> **ASSIGNMENT**: Retype each line below precisely.

> **RECORDS SHOWN**:
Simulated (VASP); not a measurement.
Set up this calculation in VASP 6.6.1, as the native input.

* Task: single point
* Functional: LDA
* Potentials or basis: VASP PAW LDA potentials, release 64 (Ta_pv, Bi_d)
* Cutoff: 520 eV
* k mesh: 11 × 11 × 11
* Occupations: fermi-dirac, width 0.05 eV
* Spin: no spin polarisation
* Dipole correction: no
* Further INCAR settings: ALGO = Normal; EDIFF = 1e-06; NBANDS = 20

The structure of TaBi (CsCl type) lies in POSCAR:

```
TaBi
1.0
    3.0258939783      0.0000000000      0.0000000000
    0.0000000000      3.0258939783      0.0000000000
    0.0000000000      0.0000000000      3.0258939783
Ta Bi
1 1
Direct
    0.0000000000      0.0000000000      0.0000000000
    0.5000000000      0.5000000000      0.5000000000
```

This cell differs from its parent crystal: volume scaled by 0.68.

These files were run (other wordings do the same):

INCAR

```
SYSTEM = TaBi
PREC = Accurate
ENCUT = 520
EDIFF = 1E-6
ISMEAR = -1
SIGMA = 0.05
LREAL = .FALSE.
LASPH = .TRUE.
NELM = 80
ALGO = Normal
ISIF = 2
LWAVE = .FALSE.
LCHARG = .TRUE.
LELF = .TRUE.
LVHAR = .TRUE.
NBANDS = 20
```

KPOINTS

> **PROBLEM SOLUTION**:
Simulated (VASP); not a measurement.
Set up this calculation in VASP 6.6.1, as the native input.

* Task: single point
* Functional: LDA
* Potentials or basis: VASP PAW LDA potentials, release 64 (Ta_pv, Bi_d)
* Cutoff: 520 eV
* k mesh: 11 × 11 × 11
* Occupations: fermi-dirac, width 0.05 eV
* Spin: no spin polarisation
* Dipole correction: no
* Further INCAR settings: ALGO = Normal; EDIFF = 1e-06; NBANDS = 20

The structure of TaBi (CsCl type) lies in POSCAR:

```
TaBi
1.0
    3.0258939783      0.0000000000      0.0000000000
    0.0000000000      3.0258939783      0.0000000000
    0.0000000000      0.0000000000      3.0258939783
Ta Bi
1 1
Direct
    0.0000000000      0.0000000000      0.0000000000
    0.5000000000      0.5000000000      0.5000000000
```

This cell differs from its parent crystal: volume scaled by 0.68.

These files were run (other wordings do the same):

INCAR

```
SYSTEM = TaBi
PREC = Accurate
ENCUT = 520
EDIFF = 1E-6
ISMEAR = -1
SIGMA = 0.05
LREAL = .FALSE.
LASPH = .TRUE.
NELM = 80
ALGO = Normal
ISIF = 2
LWAVE = .FALSE.
LCHARG = .TRUE.
LELF = .TRUE.
LVHAR = .TRUE.
NBANDS = 20
```

KPOINTS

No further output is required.